- [WORK INSTRUCTION] One part of the entries below is wanted: the lines from the one containing "Computed with Cantera" through the one containing "equilibrium 1.03e-5) |". Write those out exactly and nothing else.

- [RECORD EXCERPTS]

──────────────────────────────

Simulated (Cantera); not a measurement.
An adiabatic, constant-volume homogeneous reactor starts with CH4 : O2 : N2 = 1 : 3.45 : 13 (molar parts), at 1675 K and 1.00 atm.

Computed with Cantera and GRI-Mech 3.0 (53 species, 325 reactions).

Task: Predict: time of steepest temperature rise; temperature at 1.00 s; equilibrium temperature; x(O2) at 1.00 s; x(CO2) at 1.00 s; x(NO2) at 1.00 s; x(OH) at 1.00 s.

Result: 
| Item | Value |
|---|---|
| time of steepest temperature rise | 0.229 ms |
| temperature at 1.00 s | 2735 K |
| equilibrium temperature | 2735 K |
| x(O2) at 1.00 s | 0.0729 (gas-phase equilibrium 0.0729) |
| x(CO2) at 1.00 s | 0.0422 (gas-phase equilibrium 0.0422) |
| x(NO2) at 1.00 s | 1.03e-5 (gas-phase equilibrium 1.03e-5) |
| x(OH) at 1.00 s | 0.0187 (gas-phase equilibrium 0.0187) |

──────────────────────────────

- [EXERCISE RESULT]
Computed with Cantera and GRI-Mech 3.0 (53 species, 325 reactions).

Task: Predict: time of steepest temperature rise; temperature at 1.00 s; equilibrium temperature; x(O2) at 1.00 s; x(CO2) at 1.00 s; x(NO2) at 1.00 s; x(OH) at 1.00 s.

Result: 
| Item | Value |
|---|---|
| time of steepest temperature rise | 0.229 ms |
| temperature at 1.00 s | 2735 K |
| equilibrium temperature | 2735 K |
| x(O2) at 1.00 s | 0.0729 (gas-phase equilibrium 0.0729) |
| x(CO2) at 1.00 s | 0.0422 (gas-phase equilibrium 0.0422) |
| x(NO2) at 1.00 s | 1.03e-5 (gas-phase equilibrium 1.03e-5) |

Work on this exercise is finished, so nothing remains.